- [Work item]:
After locating the line with "- δC 42.3: sp3" in the data that follows, return it and every later line exactly, up to and including the line with "The compound is".

━━━ Given data ━━━

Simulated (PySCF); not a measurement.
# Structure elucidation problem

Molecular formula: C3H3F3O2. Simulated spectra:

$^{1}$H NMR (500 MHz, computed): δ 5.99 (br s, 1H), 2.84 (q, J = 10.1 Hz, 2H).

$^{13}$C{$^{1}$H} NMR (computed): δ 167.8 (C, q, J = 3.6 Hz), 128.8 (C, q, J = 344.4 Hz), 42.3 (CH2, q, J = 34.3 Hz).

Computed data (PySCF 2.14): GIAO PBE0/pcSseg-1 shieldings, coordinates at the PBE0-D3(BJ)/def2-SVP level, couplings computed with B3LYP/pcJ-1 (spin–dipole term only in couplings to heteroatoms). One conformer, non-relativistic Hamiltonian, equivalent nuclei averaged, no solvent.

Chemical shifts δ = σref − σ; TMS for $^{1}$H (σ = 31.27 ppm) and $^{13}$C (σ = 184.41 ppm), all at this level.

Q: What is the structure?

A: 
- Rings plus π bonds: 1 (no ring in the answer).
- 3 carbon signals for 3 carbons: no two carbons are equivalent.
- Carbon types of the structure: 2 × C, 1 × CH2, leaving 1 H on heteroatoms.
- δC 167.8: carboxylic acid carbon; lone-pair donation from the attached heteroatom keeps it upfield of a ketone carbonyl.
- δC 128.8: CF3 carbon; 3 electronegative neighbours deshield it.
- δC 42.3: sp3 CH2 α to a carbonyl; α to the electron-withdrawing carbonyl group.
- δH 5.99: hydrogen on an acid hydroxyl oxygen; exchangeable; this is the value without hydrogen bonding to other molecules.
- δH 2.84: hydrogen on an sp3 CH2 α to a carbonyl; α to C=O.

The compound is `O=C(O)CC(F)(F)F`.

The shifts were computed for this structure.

━━━

- [Task result]:
- δC 42.3: sp3 CH2 α to a carbonyl; α to the electron-withdrawing carbonyl group.
- δH 5.99: hydrogen on an acid hydroxyl oxygen; exchangeable; this is the value without hydrogen bonding to other molecules.
- δH 2.84: hydrogen on an sp3 CH2 α to a carbonyl; α to C=O.

The compound is `O=C(O)CC(F)(F)F`.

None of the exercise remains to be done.